*** PROVIDED DATA

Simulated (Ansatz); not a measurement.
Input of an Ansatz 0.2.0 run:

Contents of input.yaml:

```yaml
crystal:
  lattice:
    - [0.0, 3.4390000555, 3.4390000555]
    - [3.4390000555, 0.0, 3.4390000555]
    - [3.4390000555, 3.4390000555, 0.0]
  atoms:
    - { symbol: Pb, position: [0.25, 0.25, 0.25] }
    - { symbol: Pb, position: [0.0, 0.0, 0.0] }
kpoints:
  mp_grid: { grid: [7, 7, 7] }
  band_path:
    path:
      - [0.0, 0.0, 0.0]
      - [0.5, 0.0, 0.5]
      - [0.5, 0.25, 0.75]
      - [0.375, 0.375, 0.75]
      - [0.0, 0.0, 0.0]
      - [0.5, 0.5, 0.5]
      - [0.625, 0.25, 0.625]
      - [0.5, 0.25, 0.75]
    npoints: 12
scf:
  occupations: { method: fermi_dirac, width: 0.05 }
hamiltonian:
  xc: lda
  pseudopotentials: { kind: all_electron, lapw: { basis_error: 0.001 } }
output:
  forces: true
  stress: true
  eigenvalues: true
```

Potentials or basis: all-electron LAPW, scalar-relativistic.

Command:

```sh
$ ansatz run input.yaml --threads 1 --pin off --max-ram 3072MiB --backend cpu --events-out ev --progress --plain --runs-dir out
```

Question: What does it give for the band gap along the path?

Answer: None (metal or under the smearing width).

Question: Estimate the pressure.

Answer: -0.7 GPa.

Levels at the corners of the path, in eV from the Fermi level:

******

_ASSIGNMENT_. Each record above should be set down again in its exact wording.

_EXERCISE RESPONSE_.
Simulated (Ansatz); not a measurement.
Input of an Ansatz 0.2.0 run:

Contents of input.yaml:

```yaml
crystal:
  lattice:
    - [0.0, 3.4390000555, 3.4390000555]
    - [3.4390000555, 0.0, 3.4390000555]
    - [3.4390000555, 3.4390000555, 0.0]
  atoms:
    - { symbol: Pb, position: [0.25, 0.25, 0.25] }
    - { symbol: Pb, position: [0.0, 0.0, 0.0] }
kpoints:
  mp_grid: { grid: [7, 7, 7] }
  band_path:
    path:
      - [0.0, 0.0, 0.0]
      - [0.5, 0.0, 0.5]
      - [0.5, 0.25, 0.75]
      - [0.375, 0.375, 0.75]
      - [0.0, 0.0, 0.0]
      - [0.5, 0.5, 0.5]
      - [0.625, 0.25, 0.625]
      - [0.5, 0.25, 0.75]
    npoints: 12
scf:
  occupations: { method: fermi_dirac, width: 0.05 }
hamiltonian:
  xc: lda
  pseudopotentials: { kind: all_electron, lapw: { basis_error: 0.001 } }
output:
  forces: true
  stress: true
  eigenvalues: true
```

Potentials or basis: all-electron LAPW, scalar-relativistic.

Command:

```sh
$ ansatz run input.yaml --threads 1 --pin off --max-ram 3072MiB --backend cpu --events-out ev --progress --plain --runs-dir out
```

Question: What does it give for the band gap along the path?

Answer: None (metal or under the smearing width).

Question: Estimate the pressure.

Answer: -0.7 GPa.

Levels at the corners of the path, in eV from the Fermi level:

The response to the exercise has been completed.